┌─ Data listing

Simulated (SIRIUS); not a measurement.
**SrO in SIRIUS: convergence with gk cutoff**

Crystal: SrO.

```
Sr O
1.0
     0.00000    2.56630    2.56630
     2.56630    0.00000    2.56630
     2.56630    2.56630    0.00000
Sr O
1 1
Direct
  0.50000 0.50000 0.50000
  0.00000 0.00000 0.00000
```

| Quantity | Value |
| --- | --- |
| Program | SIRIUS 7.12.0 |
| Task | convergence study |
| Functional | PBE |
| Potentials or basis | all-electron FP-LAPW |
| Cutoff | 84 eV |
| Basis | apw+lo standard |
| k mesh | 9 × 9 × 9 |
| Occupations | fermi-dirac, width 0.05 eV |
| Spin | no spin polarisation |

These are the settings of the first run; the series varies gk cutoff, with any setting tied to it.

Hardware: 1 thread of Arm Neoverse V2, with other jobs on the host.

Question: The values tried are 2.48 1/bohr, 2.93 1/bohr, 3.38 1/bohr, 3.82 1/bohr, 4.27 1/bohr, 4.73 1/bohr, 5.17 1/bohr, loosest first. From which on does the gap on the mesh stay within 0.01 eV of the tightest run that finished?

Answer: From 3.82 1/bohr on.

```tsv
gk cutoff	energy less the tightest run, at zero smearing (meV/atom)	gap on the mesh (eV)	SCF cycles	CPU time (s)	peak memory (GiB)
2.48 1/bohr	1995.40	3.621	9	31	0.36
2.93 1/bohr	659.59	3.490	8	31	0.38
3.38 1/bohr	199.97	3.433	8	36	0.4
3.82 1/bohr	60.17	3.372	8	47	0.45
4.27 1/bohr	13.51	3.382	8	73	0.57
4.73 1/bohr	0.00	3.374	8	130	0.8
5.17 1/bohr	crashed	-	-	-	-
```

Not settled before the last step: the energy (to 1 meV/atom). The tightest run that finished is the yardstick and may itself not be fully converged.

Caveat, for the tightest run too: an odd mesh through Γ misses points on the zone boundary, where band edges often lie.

└─

■ **Activity**:
Each line from the top of the listing down to and including the one containing "Hardware: 1 thread" should be transcribed exactly; nothing else is to be output.

■ **Task output**:
Simulated (SIRIUS); not a measurement.
**SrO in SIRIUS: convergence with gk cutoff**

Crystal: SrO.

```
Sr O
1.0
     0.00000    2.56630    2.56630
     2.56630    0.00000    2.56630
     2.56630    2.56630    0.00000
Sr O
1 1
Direct
  0.50000 0.50000 0.50000
  0.00000 0.00000 0.00000
```

| Quantity | Value |
| --- | --- |
| Program | SIRIUS 7.12.0 |
| Task | convergence study |
| Functional | PBE |
| Potentials or basis | all-electron FP-LAPW |
| Cutoff | 84 eV |
| Basis | apw+lo standard |
| k mesh | 9 × 9 × 9 |
| Occupations | fermi-dirac, width 0.05 eV |
| Spin | no spin polarisation |

These are the settings of the first run; the series varies gk cutoff, with any setting tied to it.

Hardware: 1 thread of Arm Neoverse V2, with other jobs on the host.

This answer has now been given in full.